▶ _Extracted data_:
BEGIN

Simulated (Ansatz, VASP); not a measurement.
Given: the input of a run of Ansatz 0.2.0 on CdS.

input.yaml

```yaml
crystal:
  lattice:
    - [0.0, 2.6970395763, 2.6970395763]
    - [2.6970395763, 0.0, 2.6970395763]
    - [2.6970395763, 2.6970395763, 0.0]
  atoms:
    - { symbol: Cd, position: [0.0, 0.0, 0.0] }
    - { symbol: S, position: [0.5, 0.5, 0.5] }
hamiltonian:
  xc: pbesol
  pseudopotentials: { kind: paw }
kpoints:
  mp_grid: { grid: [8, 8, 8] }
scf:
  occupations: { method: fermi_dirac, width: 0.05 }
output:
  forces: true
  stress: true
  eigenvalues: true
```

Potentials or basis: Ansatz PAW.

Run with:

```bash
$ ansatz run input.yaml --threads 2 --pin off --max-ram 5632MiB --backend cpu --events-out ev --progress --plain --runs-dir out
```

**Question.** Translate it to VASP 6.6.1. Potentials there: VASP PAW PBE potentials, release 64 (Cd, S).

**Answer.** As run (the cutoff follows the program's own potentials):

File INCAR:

END

▶ _Work order_: Each entry needs to be transcribed exactly.

▶ _Solution_:
Simulated (Ansatz, VASP); not a measurement.
Given: the input of a run of Ansatz 0.2.0 on CdS.

input.yaml

```yaml
crystal:
  lattice:
    - [0.0, 2.6970395763, 2.6970395763]
    - [2.6970395763, 0.0, 2.6970395763]
    - [2.6970395763, 2.6970395763, 0.0]
  atoms:
    - { symbol: Cd, position: [0.0, 0.0, 0.0] }
    - { symbol: S, position: [0.5, 0.5, 0.5] }
hamiltonian:
  xc: pbesol
  pseudopotentials: { kind: paw }
kpoints:
  mp_grid: { grid: [8, 8, 8] }
scf:
  occupations: { method: fermi_dirac, width: 0.05 }
output:
  forces: true
  stress: true
  eigenvalues: true
```

Potentials or basis: Ansatz PAW.

Run with:

```bash
$ ansatz run input.yaml --threads 2 --pin off --max-ram 5632MiB --backend cpu --events-out ev --progress --plain --runs-dir out
```

**Question.** Translate it to VASP 6.6.1. Potentials there: VASP PAW PBE potentials, release 64 (Cd, S).

**Answer.** As run (the cutoff follows the program's own potentials):

File INCAR:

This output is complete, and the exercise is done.